* [Exercise]: Each line from the opening of the listing below through the line that contains "(2) 1.33 eV." is to be output exactly as written.

↓

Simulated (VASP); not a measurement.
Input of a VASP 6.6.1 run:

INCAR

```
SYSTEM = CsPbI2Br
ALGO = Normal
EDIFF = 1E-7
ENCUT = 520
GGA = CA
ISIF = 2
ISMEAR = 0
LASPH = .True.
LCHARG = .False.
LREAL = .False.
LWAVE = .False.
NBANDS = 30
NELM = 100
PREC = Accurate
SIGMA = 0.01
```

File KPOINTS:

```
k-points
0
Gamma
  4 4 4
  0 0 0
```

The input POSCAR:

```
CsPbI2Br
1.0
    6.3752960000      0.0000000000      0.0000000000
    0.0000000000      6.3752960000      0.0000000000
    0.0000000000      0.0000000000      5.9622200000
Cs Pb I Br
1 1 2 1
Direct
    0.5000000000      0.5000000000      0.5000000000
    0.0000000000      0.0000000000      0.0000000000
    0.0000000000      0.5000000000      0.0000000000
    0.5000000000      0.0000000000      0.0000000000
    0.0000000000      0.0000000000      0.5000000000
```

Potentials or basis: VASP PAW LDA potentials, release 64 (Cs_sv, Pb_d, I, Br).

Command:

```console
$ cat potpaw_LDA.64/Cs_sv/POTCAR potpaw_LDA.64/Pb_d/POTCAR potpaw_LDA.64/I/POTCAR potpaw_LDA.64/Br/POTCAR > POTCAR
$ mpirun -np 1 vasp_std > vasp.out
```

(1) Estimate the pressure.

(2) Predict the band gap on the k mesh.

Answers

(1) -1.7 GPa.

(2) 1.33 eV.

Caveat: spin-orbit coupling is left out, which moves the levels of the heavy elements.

↑

* [Response box]:
Simulated (VASP); not a measurement.
Input of a VASP 6.6.1 run:

INCAR

```
SYSTEM = CsPbI2Br
ALGO = Normal
EDIFF = 1E-7
ENCUT = 520
GGA = CA
ISIF = 2
ISMEAR = 0
LASPH = .True.
LCHARG = .False.
LREAL = .False.
LWAVE = .False.
NBANDS = 30
NELM = 100
PREC = Accurate
SIGMA = 0.01
```

File KPOINTS:

```
k-points
0
Gamma
  4 4 4
  0 0 0
```

The input POSCAR:

```
CsPbI2Br
1.0
    6.3752960000      0.0000000000      0.0000000000
    0.0000000000      6.3752960000      0.0000000000
    0.0000000000      0.0000000000      5.9622200000
Cs Pb I Br
1 1 2 1
Direct
    0.5000000000      0.5000000000      0.5000000000
    0.0000000000      0.0000000000      0.0000000000
    0.0000000000      0.5000000000      0.0000000000
    0.5000000000      0.0000000000      0.0000000000
    0.0000000000      0.0000000000      0.5000000000
```

Potentials or basis: VASP PAW LDA potentials, release 64 (Cs_sv, Pb_d, I, Br).

Command:

```console
$ cat potpaw_LDA.64/Cs_sv/POTCAR potpaw_LDA.64/Pb_d/POTCAR potpaw_LDA.64/I/POTCAR potpaw_LDA.64/Br/POTCAR > POTCAR
$ mpirun -np 1 vasp_std > vasp.out
```

(1) Estimate the pressure.

(2) Predict the band gap on the k mesh.

Answers

(1) -1.7 GPa.

(2) 1.33 eV.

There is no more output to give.